*-*-*
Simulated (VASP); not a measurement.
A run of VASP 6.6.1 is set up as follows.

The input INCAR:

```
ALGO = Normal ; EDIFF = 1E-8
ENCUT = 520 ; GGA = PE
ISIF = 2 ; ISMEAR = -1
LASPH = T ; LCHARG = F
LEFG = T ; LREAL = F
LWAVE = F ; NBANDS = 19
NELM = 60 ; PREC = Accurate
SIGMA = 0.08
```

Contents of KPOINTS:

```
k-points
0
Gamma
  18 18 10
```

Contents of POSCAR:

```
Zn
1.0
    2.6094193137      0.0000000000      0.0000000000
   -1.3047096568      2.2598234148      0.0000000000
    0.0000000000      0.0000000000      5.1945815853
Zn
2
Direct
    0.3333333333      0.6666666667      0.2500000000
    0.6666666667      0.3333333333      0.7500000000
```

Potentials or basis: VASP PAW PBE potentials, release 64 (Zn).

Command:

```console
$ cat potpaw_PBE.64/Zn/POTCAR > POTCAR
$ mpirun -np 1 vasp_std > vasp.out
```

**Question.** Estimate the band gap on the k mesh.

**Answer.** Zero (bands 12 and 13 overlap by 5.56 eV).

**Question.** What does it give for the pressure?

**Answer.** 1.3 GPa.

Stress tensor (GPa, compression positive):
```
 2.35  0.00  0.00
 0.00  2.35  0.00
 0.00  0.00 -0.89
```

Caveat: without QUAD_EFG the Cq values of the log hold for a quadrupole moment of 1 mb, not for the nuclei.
*-*-*

Nothing but the lines from the top of the entries above through the line with "by 5.56 eV)." should be set down, each exactly as written.

» **Task output**
Simulated (VASP); not a measurement.
A run of VASP 6.6.1 is set up as follows.

The input INCAR:

```
ALGO = Normal ; EDIFF = 1E-8
ENCUT = 520 ; GGA = PE
ISIF = 2 ; ISMEAR = -1
LASPH = T ; LCHARG = F
LEFG = T ; LREAL = F
LWAVE = F ; NBANDS = 19
NELM = 60 ; PREC = Accurate
SIGMA = 0.08
```

Contents of KPOINTS:

```
k-points
0
Gamma
  18 18 10
```

Contents of POSCAR:

```
Zn
1.0
    2.6094193137      0.0000000000      0.0000000000
   -1.3047096568      2.2598234148      0.0000000000
    0.0000000000      0.0000000000      5.1945815853
Zn
2
Direct
    0.3333333333      0.6666666667      0.2500000000
    0.6666666667      0.3333333333      0.7500000000
```

Potentials or basis: VASP PAW PBE potentials, release 64 (Zn).

Command:

```console
$ cat potpaw_PBE.64/Zn/POTCAR > POTCAR
$ mpirun -np 1 vasp_std > vasp.out
```

**Question.** Estimate the band gap on the k mesh.

**Answer.** Zero (bands 12 and 13 overlap by 5.56 eV).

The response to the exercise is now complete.